_Assigned task_: Once you find the line with "Style: ball-and-stick. Shown at a tilt." in the entries below, return exactly every line from it through the line with "Describe what moved and what it gained.".

[Start of section]

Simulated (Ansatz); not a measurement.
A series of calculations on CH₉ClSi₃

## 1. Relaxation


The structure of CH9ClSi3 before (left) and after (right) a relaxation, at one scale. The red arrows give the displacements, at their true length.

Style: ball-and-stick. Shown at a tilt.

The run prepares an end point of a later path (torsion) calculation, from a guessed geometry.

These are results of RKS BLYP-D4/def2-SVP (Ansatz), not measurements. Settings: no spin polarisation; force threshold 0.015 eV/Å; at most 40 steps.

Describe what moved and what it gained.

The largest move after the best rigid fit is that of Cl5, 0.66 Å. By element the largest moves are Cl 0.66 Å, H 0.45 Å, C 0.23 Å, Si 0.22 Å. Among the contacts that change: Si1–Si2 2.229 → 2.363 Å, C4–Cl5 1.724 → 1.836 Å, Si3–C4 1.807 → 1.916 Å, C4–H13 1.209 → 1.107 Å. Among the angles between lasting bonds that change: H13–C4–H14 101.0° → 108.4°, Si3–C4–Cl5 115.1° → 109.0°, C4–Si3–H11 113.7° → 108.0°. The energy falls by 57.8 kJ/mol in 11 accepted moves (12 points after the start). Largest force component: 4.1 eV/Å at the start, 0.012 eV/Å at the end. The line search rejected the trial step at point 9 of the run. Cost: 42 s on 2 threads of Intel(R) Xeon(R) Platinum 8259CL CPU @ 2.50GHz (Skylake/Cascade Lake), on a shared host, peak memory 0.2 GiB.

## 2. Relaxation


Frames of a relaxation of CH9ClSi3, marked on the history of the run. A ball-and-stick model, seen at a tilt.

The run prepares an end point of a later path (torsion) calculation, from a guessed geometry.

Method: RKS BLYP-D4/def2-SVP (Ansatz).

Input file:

[End of section]

_Task result_:
Style: ball-and-stick. Shown at a tilt.

The run prepares an end point of a later path (torsion) calculation, from a guessed geometry.

These are results of RKS BLYP-D4/def2-SVP (Ansatz), not measurements. Settings: no spin polarisation; force threshold 0.015 eV/Å; at most 40 steps.

Describe what moved and what it gained.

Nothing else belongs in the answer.